ASSIGNED TASK: Copy out, unchanged, every line from the start of the records to the line that contains "Method: isolated molecule", and stop there.

DATASET:
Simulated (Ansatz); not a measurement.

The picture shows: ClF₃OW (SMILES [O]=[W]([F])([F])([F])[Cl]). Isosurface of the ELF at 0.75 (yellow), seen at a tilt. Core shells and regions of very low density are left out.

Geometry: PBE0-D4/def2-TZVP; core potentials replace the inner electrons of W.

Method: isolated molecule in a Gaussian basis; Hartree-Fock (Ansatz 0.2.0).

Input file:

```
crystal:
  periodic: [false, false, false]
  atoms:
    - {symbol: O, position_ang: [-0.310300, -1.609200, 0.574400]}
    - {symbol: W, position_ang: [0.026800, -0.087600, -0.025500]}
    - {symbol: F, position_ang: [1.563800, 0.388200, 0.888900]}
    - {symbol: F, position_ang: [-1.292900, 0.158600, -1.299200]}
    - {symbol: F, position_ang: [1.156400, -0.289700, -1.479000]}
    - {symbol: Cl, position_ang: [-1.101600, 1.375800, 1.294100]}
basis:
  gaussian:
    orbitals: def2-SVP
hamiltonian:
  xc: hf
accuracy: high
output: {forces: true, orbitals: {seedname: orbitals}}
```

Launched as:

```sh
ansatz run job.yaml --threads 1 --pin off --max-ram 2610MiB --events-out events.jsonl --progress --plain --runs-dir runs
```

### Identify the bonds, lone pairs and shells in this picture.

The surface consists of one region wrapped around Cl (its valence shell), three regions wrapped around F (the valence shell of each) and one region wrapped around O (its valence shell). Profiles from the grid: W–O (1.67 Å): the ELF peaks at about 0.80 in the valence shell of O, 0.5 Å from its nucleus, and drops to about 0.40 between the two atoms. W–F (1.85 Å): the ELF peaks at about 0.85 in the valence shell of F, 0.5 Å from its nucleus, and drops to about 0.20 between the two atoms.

TASK ANSWER:
Simulated (Ansatz); not a measurement.

The picture shows: ClF₃OW (SMILES [O]=[W]([F])([F])([F])[Cl]). Isosurface of the ELF at 0.75 (yellow), seen at a tilt. Core shells and regions of very low density are left out.

Geometry: PBE0-D4/def2-TZVP; core potentials replace the inner electrons of W.

Method: isolated molecule in a Gaussian basis; Hartree-Fock (Ansatz 0.2.0).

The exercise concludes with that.